☆ ☆ ☆
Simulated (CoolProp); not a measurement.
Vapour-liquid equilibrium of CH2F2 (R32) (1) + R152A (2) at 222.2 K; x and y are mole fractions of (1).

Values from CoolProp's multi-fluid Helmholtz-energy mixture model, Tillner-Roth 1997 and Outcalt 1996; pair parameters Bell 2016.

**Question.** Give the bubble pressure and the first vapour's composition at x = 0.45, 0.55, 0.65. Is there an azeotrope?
☆ ☆ ☆

:: Activity ::
Every entry above should be transcribed exactly as it appears.

:: Response area ::
Simulated (CoolProp); not a measurement.
Vapour-liquid equilibrium of CH2F2 (R32) (1) + R152A (2) at 222.2 K; x and y are mole fractions of (1).

Values from CoolProp's multi-fluid Helmholtz-energy mixture model, Tillner-Roth 1997 and Outcalt 1996; pair parameters Bell 2016.

**Question.** Give the bubble pressure and the first vapour's composition at x = 0.45, 0.55, 0.65. Is there an azeotrope?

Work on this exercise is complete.